Print the first line of the records below and every line after it, up to and including the line with "Task: Sum the". Print nothing else.

::: Data under study :::
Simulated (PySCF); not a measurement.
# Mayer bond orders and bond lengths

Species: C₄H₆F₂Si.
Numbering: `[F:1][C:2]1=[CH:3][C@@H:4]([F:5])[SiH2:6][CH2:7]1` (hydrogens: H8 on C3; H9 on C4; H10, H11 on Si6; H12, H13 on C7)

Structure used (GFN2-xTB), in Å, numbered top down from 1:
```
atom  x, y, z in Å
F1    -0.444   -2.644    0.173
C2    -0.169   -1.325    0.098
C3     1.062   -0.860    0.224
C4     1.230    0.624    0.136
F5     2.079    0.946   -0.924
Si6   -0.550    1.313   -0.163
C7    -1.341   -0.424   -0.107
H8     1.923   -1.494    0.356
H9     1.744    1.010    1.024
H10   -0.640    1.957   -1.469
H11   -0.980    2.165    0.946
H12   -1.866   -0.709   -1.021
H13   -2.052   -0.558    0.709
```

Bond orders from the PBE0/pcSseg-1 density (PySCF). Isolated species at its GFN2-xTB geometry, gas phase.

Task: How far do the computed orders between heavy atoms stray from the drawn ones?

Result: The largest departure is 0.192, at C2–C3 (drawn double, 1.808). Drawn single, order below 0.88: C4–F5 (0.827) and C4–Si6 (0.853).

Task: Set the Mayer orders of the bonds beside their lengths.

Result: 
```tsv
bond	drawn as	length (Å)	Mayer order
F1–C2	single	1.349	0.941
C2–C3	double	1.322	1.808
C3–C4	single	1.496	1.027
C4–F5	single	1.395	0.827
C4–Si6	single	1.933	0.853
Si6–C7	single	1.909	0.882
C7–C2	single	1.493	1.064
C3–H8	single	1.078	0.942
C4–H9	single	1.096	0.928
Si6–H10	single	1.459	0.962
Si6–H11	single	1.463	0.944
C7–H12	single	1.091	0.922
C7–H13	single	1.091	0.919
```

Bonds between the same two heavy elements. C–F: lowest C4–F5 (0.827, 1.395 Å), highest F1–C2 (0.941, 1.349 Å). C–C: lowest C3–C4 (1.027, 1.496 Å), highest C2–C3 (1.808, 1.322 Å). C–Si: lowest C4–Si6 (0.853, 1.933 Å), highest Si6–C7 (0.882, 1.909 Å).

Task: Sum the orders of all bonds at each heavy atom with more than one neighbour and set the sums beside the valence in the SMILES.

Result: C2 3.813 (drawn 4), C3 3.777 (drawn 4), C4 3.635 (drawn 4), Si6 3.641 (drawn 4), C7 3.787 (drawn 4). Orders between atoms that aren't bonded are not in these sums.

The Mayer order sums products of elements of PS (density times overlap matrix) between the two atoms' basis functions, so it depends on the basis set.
:::

Result:
Simulated (PySCF); not a measurement.
# Mayer bond orders and bond lengths

Species: C₄H₆F₂Si.
Numbering: `[F:1][C:2]1=[CH:3][C@@H:4]([F:5])[SiH2:6][CH2:7]1` (hydrogens: H8 on C3; H9 on C4; H10, H11 on Si6; H12, H13 on C7)

Structure used (GFN2-xTB), in Å, numbered top down from 1:
```
atom  x, y, z in Å
F1    -0.444   -2.644    0.173
C2    -0.169   -1.325    0.098
C3     1.062   -0.860    0.224
C4     1.230    0.624    0.136
F5     2.079    0.946   -0.924
Si6   -0.550    1.313   -0.163
C7    -1.341   -0.424   -0.107
H8     1.923   -1.494    0.356
H9     1.744    1.010    1.024
H10   -0.640    1.957   -1.469
H11   -0.980    2.165    0.946
H12   -1.866   -0.709   -1.021
H13   -2.052   -0.558    0.709
```

Bond orders from the PBE0/pcSseg-1 density (PySCF). Isolated species at its GFN2-xTB geometry, gas phase.

Task: How far do the computed orders between heavy atoms stray from the drawn ones?

Result: The largest departure is 0.192, at C2–C3 (drawn double, 1.808). Drawn single, order below 0.88: C4–F5 (0.827) and C4–Si6 (0.853).

Task: Set the Mayer orders of the bonds beside their lengths.

Result: 
```tsv
bond	drawn as	length (Å)	Mayer order
F1–C2	single	1.349	0.941
C2–C3	double	1.322	1.808
C3–C4	single	1.496	1.027
C4–F5	single	1.395	0.827
C4–Si6	single	1.933	0.853
Si6–C7	single	1.909	0.882
C7–C2	single	1.493	1.064
C3–H8	single	1.078	0.942
C4–H9	single	1.096	0.928
Si6–H10	single	1.459	0.962
Si6–H11	single	1.463	0.944
C7–H12	single	1.091	0.922
C7–H13	single	1.091	0.919
```

Bonds between the same two heavy elements. C–F: lowest C4–F5 (0.827, 1.395 Å), highest F1–C2 (0.941, 1.349 Å). C–C: lowest C3–C4 (1.027, 1.496 Å), highest C2–C3 (1.808, 1.322 Å). C–Si: lowest C4–Si6 (0.853, 1.933 Å), highest Si6–C7 (0.882, 1.909 Å).

Task: Sum the orders of all bonds at each heavy atom with more than one neighbour and set the sums beside the valence in the SMILES.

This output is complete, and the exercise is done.